In the records below, find the line that contains "Program: VASP 6.6.1." and the line that contains "## Step 1: The cell of the first run". Set down exactly those lines and every line between them, and nothing more.

..............................

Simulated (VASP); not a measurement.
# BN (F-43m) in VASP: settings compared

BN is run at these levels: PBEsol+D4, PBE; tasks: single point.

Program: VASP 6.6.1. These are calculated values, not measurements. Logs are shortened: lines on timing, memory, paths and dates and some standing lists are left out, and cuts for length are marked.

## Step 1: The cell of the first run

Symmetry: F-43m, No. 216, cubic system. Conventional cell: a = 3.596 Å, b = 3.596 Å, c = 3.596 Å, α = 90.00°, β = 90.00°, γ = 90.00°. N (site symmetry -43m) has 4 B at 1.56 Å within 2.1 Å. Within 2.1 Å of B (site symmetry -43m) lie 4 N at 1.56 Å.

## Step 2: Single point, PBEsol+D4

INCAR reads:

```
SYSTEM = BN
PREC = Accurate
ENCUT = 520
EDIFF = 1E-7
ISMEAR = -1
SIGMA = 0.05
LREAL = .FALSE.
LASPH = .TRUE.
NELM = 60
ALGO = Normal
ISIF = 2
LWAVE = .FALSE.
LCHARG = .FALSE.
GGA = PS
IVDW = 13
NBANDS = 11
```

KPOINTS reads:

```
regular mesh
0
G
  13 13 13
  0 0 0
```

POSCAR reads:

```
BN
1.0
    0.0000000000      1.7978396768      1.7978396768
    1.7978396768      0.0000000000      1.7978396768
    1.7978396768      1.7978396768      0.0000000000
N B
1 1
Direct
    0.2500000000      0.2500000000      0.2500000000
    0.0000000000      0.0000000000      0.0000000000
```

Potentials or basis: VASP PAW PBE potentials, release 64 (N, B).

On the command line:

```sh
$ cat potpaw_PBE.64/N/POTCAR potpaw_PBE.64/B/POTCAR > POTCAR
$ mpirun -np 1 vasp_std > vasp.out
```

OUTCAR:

..............................

__ANSWER BOX__
Program: VASP 6.6.1. These are calculated values, not measurements. Logs are shortened: lines on timing, memory, paths and dates and some standing lists are left out, and cuts for length are marked.

## Step 1: The cell of the first run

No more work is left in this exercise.